#### REQUIRED ACTION:
Here are some entries. Print them exactly as they are.

#### SUPPLIED RECORDS:
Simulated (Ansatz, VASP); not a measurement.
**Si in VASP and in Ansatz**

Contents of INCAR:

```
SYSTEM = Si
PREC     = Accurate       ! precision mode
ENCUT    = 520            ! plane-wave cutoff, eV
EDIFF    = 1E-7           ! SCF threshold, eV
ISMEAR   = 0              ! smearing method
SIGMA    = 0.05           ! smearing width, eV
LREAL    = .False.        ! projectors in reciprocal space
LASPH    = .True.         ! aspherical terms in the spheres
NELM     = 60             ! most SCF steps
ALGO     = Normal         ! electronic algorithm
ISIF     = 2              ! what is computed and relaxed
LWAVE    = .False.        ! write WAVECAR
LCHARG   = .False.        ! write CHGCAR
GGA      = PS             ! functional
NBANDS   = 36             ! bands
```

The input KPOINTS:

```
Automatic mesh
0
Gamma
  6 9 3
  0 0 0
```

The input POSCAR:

#### RESPONSE:
Simulated (Ansatz, VASP); not a measurement.
**Si in VASP and in Ansatz**

Contents of INCAR:

```
SYSTEM = Si
PREC     = Accurate       ! precision mode
ENCUT    = 520            ! plane-wave cutoff, eV
EDIFF    = 1E-7           ! SCF threshold, eV
ISMEAR   = 0              ! smearing method
SIGMA    = 0.05           ! smearing width, eV
LREAL    = .False.        ! projectors in reciprocal space
LASPH    = .True.         ! aspherical terms in the spheres
NELM     = 60             ! most SCF steps
ALGO     = Normal         ! electronic algorithm
ISIF     = 2              ! what is computed and relaxed
LWAVE    = .False.        ! write WAVECAR
LCHARG   = .False.        ! write CHGCAR
GGA      = PS             ! functional
NBANDS   = 36             ! bands
```

The input KPOINTS:

```
Automatic mesh
0
Gamma
  6 9 3
  0 0 0
```

The input POSCAR:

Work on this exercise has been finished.